Requirement: The answer must be an exact copy of all the data below.

Data for review:
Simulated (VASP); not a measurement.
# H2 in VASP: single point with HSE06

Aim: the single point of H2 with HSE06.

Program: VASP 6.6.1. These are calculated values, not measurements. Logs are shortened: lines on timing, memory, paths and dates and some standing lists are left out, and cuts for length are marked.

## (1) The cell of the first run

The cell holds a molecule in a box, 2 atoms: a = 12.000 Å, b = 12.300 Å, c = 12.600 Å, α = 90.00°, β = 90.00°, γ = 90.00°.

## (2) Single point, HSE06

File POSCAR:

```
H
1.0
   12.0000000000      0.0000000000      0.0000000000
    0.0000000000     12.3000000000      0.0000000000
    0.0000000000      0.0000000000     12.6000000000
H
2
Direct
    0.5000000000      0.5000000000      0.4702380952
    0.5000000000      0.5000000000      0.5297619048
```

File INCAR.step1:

Reply:
Simulated (VASP); not a measurement.
# H2 in VASP: single point with HSE06

Aim: the single point of H2 with HSE06.

Program: VASP 6.6.1. These are calculated values, not measurements. Logs are shortened: lines on timing, memory, paths and dates and some standing lists are left out, and cuts for length are marked.

## (1) The cell of the first run

The cell holds a molecule in a box, 2 atoms: a = 12.000 Å, b = 12.300 Å, c = 12.600 Å, α = 90.00°, β = 90.00°, γ = 90.00°.

## (2) Single point, HSE06

File POSCAR:

```
H
1.0
   12.0000000000      0.0000000000      0.0000000000
    0.0000000000     12.3000000000      0.0000000000
    0.0000000000      0.0000000000     12.6000000000
H
2
Direct
    0.5000000000      0.5000000000      0.4702380952
    0.5000000000      0.5000000000      0.5297619048
```

File INCAR.step1:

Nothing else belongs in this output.